Could you write the entries out again, exactly as they appear?

+===+

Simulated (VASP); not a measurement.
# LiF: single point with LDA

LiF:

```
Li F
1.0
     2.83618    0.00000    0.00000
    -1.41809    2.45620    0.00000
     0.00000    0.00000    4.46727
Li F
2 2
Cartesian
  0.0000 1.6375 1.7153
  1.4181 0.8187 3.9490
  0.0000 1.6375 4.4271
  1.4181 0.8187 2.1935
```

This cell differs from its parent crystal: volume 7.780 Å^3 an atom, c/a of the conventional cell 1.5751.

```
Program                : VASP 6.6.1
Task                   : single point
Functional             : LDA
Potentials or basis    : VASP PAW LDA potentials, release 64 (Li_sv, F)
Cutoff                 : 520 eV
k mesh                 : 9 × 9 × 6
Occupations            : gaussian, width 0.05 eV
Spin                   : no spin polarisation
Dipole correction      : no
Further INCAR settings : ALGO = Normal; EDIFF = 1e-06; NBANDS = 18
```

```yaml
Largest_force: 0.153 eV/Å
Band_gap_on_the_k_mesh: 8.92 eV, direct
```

+===+

• RESPONSE BOX
Simulated (VASP); not a measurement.
# LiF: single point with LDA

LiF:

```
Li F
1.0
     2.83618    0.00000    0.00000
    -1.41809    2.45620    0.00000
     0.00000    0.00000    4.46727
Li F
2 2
Cartesian
  0.0000 1.6375 1.7153
  1.4181 0.8187 3.9490
  0.0000 1.6375 4.4271
  1.4181 0.8187 2.1935
```

This cell differs from its parent crystal: volume 7.780 Å^3 an atom, c/a of the conventional cell 1.5751.

```
Program                : VASP 6.6.1
Task                   : single point
Functional             : LDA
Potentials or basis    : VASP PAW LDA potentials, release 64 (Li_sv, F)
Cutoff                 : 520 eV
k mesh                 : 9 × 9 × 6
Occupations            : gaussian, width 0.05 eV
Spin                   : no spin polarisation
Dipole correction      : no
Further INCAR settings : ALGO = Normal; EDIFF = 1e-06; NBANDS = 18
```

```yaml
Largest_force: 0.153 eV/Å
Band_gap_on_the_k_mesh: 8.92 eV, direct
```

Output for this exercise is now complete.